* **Brief**:
With the line containing "Crystal: BiTe." as the start and the line containing "volume (Å³) |" as the end, transcribe that span of the entries below exactly, including both.

* **Record set**:
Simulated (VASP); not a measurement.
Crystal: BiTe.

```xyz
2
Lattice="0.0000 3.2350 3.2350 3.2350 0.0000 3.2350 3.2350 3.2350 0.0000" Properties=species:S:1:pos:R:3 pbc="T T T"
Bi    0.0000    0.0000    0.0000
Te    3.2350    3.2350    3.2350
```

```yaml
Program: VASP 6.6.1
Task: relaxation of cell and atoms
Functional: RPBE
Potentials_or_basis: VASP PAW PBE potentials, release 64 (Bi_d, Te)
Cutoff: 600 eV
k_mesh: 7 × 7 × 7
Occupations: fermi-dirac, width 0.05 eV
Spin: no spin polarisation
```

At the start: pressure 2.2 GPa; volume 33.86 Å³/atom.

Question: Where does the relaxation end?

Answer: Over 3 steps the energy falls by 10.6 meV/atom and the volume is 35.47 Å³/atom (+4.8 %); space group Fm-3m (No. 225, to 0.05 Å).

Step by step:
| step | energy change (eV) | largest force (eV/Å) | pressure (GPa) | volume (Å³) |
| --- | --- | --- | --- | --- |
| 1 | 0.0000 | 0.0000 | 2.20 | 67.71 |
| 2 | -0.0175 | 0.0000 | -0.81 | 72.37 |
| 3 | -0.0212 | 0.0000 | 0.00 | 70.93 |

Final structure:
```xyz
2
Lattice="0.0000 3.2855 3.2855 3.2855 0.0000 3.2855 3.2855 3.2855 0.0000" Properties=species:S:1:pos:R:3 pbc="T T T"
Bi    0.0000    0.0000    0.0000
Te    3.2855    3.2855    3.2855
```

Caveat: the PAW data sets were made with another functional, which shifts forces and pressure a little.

* **Exercise response**:
Crystal: BiTe.

```xyz
2
Lattice="0.0000 3.2350 3.2350 3.2350 0.0000 3.2350 3.2350 3.2350 0.0000" Properties=species:S:1:pos:R:3 pbc="T T T"
Bi    0.0000    0.0000    0.0000
Te    3.2350    3.2350    3.2350
```

```yaml
Program: VASP 6.6.1
Task: relaxation of cell and atoms
Functional: RPBE
Potentials_or_basis: VASP PAW PBE potentials, release 64 (Bi_d, Te)
Cutoff: 600 eV
k_mesh: 7 × 7 × 7
Occupations: fermi-dirac, width 0.05 eV
Spin: no spin polarisation
```

At the start: pressure 2.2 GPa; volume 33.86 Å³/atom.

Question: Where does the relaxation end?

Answer: Over 3 steps the energy falls by 10.6 meV/atom and the volume is 35.47 Å³/atom (+4.8 %); space group Fm-3m (No. 225, to 0.05 Å).

Step by step:
| step | energy change (eV) | largest force (eV/Å) | pressure (GPa) | volume (Å³) |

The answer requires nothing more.